==== INFORMATION SUPPLIED

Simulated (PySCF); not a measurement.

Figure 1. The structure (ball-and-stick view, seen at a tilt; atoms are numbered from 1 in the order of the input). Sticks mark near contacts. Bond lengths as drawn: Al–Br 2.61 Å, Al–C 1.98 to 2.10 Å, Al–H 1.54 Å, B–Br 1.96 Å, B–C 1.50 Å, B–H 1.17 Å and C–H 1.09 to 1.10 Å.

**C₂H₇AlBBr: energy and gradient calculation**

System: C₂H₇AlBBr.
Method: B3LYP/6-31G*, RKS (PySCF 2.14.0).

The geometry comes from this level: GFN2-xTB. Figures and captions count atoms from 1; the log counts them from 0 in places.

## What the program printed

========

BRIEF
Look back at the data above. Transcribe exactly the lines starting at the line that contains "System: C₂H₇AlBBr." and ending at the line that contains "The geometry comes".

WRITTEN RESPONSE
System: C₂H₇AlBBr.
Method: B3LYP/6-31G*, RKS (PySCF 2.14.0).

The geometry comes from this level: GFN2-xTB. Figures and captions count atoms from 1; the log counts them from 0 in places.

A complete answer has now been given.